ACTIVITY:
A line containing "Run time: 15" appears in the material below. Return exactly every line from the first through that one, and only those.

□ □ □ □ □

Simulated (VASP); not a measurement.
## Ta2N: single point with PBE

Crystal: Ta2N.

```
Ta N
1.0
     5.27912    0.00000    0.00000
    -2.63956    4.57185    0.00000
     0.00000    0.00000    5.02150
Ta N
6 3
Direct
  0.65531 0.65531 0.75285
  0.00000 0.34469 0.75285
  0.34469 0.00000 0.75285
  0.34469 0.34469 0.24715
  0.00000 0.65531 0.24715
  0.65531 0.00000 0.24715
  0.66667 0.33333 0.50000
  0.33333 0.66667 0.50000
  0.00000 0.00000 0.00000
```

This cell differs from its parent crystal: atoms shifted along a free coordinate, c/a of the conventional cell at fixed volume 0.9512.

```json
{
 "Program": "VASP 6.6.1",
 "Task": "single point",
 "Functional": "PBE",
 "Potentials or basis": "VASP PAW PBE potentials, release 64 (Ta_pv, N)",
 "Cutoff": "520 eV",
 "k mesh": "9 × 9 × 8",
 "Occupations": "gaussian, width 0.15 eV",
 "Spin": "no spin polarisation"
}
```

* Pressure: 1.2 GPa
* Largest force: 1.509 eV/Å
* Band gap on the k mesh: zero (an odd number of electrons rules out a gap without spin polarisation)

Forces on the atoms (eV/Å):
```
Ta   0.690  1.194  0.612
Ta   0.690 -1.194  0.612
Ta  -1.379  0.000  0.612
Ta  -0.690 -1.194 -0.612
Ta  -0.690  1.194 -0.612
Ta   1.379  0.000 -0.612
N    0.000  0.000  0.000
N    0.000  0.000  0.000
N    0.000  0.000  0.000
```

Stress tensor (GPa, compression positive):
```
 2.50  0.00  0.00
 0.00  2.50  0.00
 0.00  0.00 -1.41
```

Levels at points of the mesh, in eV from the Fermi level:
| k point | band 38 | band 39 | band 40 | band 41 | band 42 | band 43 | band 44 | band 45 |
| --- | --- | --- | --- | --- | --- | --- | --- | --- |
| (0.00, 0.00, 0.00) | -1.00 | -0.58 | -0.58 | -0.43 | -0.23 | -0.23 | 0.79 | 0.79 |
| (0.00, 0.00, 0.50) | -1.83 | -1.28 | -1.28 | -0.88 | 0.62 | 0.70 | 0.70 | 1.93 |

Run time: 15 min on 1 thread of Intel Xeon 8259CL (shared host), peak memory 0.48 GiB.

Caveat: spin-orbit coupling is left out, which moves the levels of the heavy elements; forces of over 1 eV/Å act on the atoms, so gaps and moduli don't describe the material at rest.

□ □ □ □ □

RESULT:
Simulated (VASP); not a measurement.
## Ta2N: single point with PBE

Crystal: Ta2N.

```
Ta N
1.0
     5.27912    0.00000    0.00000
    -2.63956    4.57185    0.00000
     0.00000    0.00000    5.02150
Ta N
6 3
Direct
  0.65531 0.65531 0.75285
  0.00000 0.34469 0.75285
  0.34469 0.00000 0.75285
  0.34469 0.34469 0.24715
  0.00000 0.65531 0.24715
  0.65531 0.00000 0.24715
  0.66667 0.33333 0.50000
  0.33333 0.66667 0.50000
  0.00000 0.00000 0.00000
```

This cell differs from its parent crystal: atoms shifted along a free coordinate, c/a of the conventional cell at fixed volume 0.9512.

```json
{
 "Program": "VASP 6.6.1",
 "Task": "single point",
 "Functional": "PBE",
 "Potentials or basis": "VASP PAW PBE potentials, release 64 (Ta_pv, N)",
 "Cutoff": "520 eV",
 "k mesh": "9 × 9 × 8",
 "Occupations": "gaussian, width 0.15 eV",
 "Spin": "no spin polarisation"
}
```

* Pressure: 1.2 GPa
* Largest force: 1.509 eV/Å
* Band gap on the k mesh: zero (an odd number of electrons rules out a gap without spin polarisation)

Forces on the atoms (eV/Å):
```
Ta   0.690  1.194  0.612
Ta   0.690 -1.194  0.612
Ta  -1.379  0.000  0.612
Ta  -0.690 -1.194 -0.612
Ta  -0.690  1.194 -0.612
Ta   1.379  0.000 -0.612
N    0.000  0.000  0.000
N    0.000  0.000  0.000
N    0.000  0.000  0.000
```

Stress tensor (GPa, compression positive):
```
 2.50  0.00  0.00
 0.00  2.50  0.00
 0.00  0.00 -1.41
```

Levels at points of the mesh, in eV from the Fermi level:
| k point | band 38 | band 39 | band 40 | band 41 | band 42 | band 43 | band 44 | band 45 |
| --- | --- | --- | --- | --- | --- | --- | --- | --- |
| (0.00, 0.00, 0.00) | -1.00 | -0.58 | -0.58 | -0.43 | -0.23 | -0.23 | 0.79 | 0.79 |
| (0.00, 0.00, 0.50) | -1.83 | -1.28 | -1.28 | -0.88 | 0.62 | 0.70 | 0.70 | 1.93 |

Run time: 15 min on 1 thread of Intel Xeon 8259CL (shared host), peak memory 0.48 GiB.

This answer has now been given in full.